▸ ACTION ITEM
An accurate, complete copy of the records below is required.

▸ GIVEN RECORDS
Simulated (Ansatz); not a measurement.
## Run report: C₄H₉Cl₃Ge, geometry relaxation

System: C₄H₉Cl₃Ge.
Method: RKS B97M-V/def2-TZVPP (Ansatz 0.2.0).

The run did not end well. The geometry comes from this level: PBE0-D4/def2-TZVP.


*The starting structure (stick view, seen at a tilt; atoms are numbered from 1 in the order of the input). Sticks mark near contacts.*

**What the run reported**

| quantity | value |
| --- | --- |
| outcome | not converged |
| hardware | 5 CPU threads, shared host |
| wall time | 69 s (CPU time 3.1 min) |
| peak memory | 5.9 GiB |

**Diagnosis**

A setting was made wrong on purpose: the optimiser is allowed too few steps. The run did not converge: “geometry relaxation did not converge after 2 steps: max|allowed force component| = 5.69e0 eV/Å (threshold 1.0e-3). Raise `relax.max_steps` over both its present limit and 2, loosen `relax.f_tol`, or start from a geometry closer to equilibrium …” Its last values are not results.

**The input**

▸ RESPONSE BOX
Simulated (Ansatz); not a measurement.
## Run report: C₄H₉Cl₃Ge, geometry relaxation

System: C₄H₉Cl₃Ge.
Method: RKS B97M-V/def2-TZVPP (Ansatz 0.2.0).

The run did not end well. The geometry comes from this level: PBE0-D4/def2-TZVP.


*The starting structure (stick view, seen at a tilt; atoms are numbered from 1 in the order of the input). Sticks mark near contacts.*

**What the run reported**

| quantity | value |
| --- | --- |
| outcome | not converged |
| hardware | 5 CPU threads, shared host |
| wall time | 69 s (CPU time 3.1 min) |
| peak memory | 5.9 GiB |

**Diagnosis**

A setting was made wrong on purpose: the optimiser is allowed too few steps. The run did not converge: “geometry relaxation did not converge after 2 steps: max|allowed force component| = 5.69e0 eV/Å (threshold 1.0e-3). Raise `relax.max_steps` over both its present limit and 2, loosen `relax.f_tol`, or start from a geometry closer to equilibrium …” Its last values are not results.

**The input**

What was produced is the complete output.